■ Listed records ■
= = = =
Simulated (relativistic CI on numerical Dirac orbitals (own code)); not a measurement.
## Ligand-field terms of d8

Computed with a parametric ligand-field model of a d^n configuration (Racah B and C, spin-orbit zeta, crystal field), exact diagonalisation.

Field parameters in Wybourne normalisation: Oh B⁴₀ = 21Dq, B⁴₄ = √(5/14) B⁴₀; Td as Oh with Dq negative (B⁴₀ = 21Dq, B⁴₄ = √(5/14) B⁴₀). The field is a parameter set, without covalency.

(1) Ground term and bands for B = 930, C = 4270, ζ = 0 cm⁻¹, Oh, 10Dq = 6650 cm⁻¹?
= = = =

■ Work item ■
All the lines above should appear again in the answer, exactly as written.

■ Response ■
Simulated (relativistic CI on numerical Dirac orbitals (own code)); not a measurement.
## Ligand-field terms of d8

Computed with a parametric ligand-field model of a d^n configuration (Racah B and C, spin-orbit zeta, crystal field), exact diagonalisation.

Field parameters in Wybourne normalisation: Oh B⁴₀ = 21Dq, B⁴₄ = √(5/14) B⁴₀; Td as Oh with Dq negative (B⁴₀ = 21Dq, B⁴₄ = √(5/14) B⁴₀). The field is a parameter set, without covalency.

(1) Ground term and bands for B = 930, C = 4270, ζ = 0 cm⁻¹, Oh, 10Dq = 6650 cm⁻¹?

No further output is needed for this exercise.